Entries provided:
※ ※ ※

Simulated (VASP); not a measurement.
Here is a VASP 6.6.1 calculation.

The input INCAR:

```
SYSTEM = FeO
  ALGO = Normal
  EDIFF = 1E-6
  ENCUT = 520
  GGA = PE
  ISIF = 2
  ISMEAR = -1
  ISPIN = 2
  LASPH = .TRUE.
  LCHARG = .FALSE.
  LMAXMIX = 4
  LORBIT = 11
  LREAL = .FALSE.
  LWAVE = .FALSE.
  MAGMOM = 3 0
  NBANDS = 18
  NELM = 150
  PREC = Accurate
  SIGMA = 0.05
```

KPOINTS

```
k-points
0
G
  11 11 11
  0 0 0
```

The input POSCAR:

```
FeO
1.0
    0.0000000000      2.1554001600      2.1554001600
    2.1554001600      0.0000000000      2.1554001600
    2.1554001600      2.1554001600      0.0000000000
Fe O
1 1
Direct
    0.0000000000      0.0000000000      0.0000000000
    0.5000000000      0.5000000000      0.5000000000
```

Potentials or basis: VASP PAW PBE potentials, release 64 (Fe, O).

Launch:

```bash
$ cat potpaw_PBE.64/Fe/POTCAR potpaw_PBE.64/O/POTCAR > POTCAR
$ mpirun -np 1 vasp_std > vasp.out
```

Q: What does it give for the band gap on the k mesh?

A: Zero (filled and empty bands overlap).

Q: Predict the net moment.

※ ※ ※

Return exactly, and only, the lines from the start of the listing through the line with "A: Zero (filled and empty bands overlap).".

Exercise solution:
Simulated (VASP); not a measurement.
Here is a VASP 6.6.1 calculation.

The input INCAR:

```
SYSTEM = FeO
  ALGO = Normal
  EDIFF = 1E-6
  ENCUT = 520
  GGA = PE
  ISIF = 2
  ISMEAR = -1
  ISPIN = 2
  LASPH = .TRUE.
  LCHARG = .FALSE.
  LMAXMIX = 4
  LORBIT = 11
  LREAL = .FALSE.
  LWAVE = .FALSE.
  MAGMOM = 3 0
  NBANDS = 18
  NELM = 150
  PREC = Accurate
  SIGMA = 0.05
```

KPOINTS

```
k-points
0
G
  11 11 11
  0 0 0
```

The input POSCAR:

```
FeO
1.0
    0.0000000000      2.1554001600      2.1554001600
    2.1554001600      0.0000000000      2.1554001600
    2.1554001600      2.1554001600      0.0000000000
Fe O
1 1
Direct
    0.0000000000      0.0000000000      0.0000000000
    0.5000000000      0.5000000000      0.5000000000
```

Potentials or basis: VASP PAW PBE potentials, release 64 (Fe, O).

Launch:

```bash
$ cat potpaw_PBE.64/Fe/POTCAR potpaw_PBE.64/O/POTCAR > POTCAR
$ mpirun -np 1 vasp_std > vasp.out
```

Q: What does it give for the band gap on the k mesh?

A: Zero (filled and empty bands overlap).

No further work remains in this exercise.